▶ [Work item]:
From the first line through the line containing "Alike in both", transcribe the records exactly and include no other lines.

Segment Start: Given data

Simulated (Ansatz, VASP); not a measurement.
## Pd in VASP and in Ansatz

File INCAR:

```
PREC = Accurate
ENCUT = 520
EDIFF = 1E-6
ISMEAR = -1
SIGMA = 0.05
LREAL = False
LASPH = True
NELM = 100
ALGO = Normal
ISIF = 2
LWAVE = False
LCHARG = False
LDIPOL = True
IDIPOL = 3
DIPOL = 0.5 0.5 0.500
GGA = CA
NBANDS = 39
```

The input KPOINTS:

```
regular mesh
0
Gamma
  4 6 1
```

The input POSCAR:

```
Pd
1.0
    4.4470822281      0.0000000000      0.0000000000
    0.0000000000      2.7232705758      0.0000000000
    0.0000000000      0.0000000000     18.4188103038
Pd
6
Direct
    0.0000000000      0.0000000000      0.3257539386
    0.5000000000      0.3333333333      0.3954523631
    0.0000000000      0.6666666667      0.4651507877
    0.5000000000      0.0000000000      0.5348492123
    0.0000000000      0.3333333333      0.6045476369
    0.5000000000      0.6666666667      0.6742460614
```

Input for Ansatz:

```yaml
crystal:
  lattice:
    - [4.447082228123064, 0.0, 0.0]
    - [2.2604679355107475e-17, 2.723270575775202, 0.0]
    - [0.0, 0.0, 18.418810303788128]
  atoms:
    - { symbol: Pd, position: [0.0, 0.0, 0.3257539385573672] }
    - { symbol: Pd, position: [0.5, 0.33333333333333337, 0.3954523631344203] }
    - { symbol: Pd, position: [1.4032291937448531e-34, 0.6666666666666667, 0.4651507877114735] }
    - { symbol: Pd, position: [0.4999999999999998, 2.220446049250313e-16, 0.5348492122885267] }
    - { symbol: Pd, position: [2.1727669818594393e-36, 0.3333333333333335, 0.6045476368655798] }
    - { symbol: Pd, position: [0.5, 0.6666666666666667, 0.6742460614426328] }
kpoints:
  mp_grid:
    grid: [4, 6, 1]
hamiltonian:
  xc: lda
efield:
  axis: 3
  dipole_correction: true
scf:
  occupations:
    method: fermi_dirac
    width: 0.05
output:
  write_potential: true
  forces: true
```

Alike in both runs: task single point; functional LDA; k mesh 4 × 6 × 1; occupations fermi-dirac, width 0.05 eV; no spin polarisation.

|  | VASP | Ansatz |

Segment End: Given data

▶ [Your response]:
Simulated (Ansatz, VASP); not a measurement.
## Pd in VASP and in Ansatz

File INCAR:

```
PREC = Accurate
ENCUT = 520
EDIFF = 1E-6
ISMEAR = -1
SIGMA = 0.05
LREAL = False
LASPH = True
NELM = 100
ALGO = Normal
ISIF = 2
LWAVE = False
LCHARG = False
LDIPOL = True
IDIPOL = 3
DIPOL = 0.5 0.5 0.500
GGA = CA
NBANDS = 39
```

The input KPOINTS:

```
regular mesh
0
Gamma
  4 6 1
```

The input POSCAR:

```
Pd
1.0
    4.4470822281      0.0000000000      0.0000000000
    0.0000000000      2.7232705758      0.0000000000
    0.0000000000      0.0000000000     18.4188103038
Pd
6
Direct
    0.0000000000      0.0000000000      0.3257539386
    0.5000000000      0.3333333333      0.3954523631
    0.0000000000      0.6666666667      0.4651507877
    0.5000000000      0.0000000000      0.5348492123
    0.0000000000      0.3333333333      0.6045476369
    0.5000000000      0.6666666667      0.6742460614
```

Input for Ansatz:

```yaml
crystal:
  lattice:
    - [4.447082228123064, 0.0, 0.0]
    - [2.2604679355107475e-17, 2.723270575775202, 0.0]
    - [0.0, 0.0, 18.418810303788128]
  atoms:
    - { symbol: Pd, position: [0.0, 0.0, 0.3257539385573672] }
    - { symbol: Pd, position: [0.5, 0.33333333333333337, 0.3954523631344203] }
    - { symbol: Pd, position: [1.4032291937448531e-34, 0.6666666666666667, 0.4651507877114735] }
    - { symbol: Pd, position: [0.4999999999999998, 2.220446049250313e-16, 0.5348492122885267] }
    - { symbol: Pd, position: [2.1727669818594393e-36, 0.3333333333333335, 0.6045476368655798] }
    - { symbol: Pd, position: [0.5, 0.6666666666666667, 0.6742460614426328] }
kpoints:
  mp_grid:
    grid: [4, 6, 1]
hamiltonian:
  xc: lda
efield:
  axis: 3
  dipole_correction: true
scf:
  occupations:
    method: fermi_dirac
    width: 0.05
output:
  write_potential: true
  forces: true
```

Alike in both runs: task single point; functional LDA; k mesh 4 × 6 × 1; occupations fermi-dirac, width 0.05 eV; no spin polarisation.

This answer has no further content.